WORK INSTRUCTION
Below are the entries to work from; restate word for word the portion that opens with the line containing "# Ir: VASP beside Ansatz" and closes with the line containing "VASP's potentials were", keeping both.

DATASET RECORDS
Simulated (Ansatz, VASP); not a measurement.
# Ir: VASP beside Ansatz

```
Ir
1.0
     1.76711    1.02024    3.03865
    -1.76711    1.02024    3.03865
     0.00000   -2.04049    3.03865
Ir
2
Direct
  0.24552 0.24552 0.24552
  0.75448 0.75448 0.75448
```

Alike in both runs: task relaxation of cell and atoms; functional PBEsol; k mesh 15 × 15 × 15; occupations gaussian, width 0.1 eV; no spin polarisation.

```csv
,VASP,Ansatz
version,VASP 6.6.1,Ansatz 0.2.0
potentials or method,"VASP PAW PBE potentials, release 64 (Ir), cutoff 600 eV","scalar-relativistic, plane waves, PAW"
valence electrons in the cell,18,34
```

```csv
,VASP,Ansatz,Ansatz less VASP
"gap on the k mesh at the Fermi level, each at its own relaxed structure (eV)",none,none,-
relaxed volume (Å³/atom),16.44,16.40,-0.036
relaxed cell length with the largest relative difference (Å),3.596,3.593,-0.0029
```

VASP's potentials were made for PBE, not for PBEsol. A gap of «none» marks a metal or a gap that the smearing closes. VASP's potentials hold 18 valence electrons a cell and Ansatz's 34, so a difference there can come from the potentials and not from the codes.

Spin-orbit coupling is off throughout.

TASK SOLUTION
# Ir: VASP beside Ansatz

```
Ir
1.0
     1.76711    1.02024    3.03865
    -1.76711    1.02024    3.03865
     0.00000   -2.04049    3.03865
Ir
2
Direct
  0.24552 0.24552 0.24552
  0.75448 0.75448 0.75448
```

Alike in both runs: task relaxation of cell and atoms; functional PBEsol; k mesh 15 × 15 × 15; occupations gaussian, width 0.1 eV; no spin polarisation.

```csv
,VASP,Ansatz
version,VASP 6.6.1,Ansatz 0.2.0
potentials or method,"VASP PAW PBE potentials, release 64 (Ir), cutoff 600 eV","scalar-relativistic, plane waves, PAW"
valence electrons in the cell,18,34
```

```csv
,VASP,Ansatz,Ansatz less VASP
"gap on the k mesh at the Fermi level, each at its own relaxed structure (eV)",none,none,-
relaxed volume (Å³/atom),16.44,16.40,-0.036
relaxed cell length with the largest relative difference (Å),3.596,3.593,-0.0029
```

VASP's potentials were made for PBE, not for PBEsol. A gap of «none» marks a metal or a gap that the smearing closes. VASP's potentials hold 18 valence electrons a cell and Ansatz's 34, so a difference there can come from the potentials and not from the codes.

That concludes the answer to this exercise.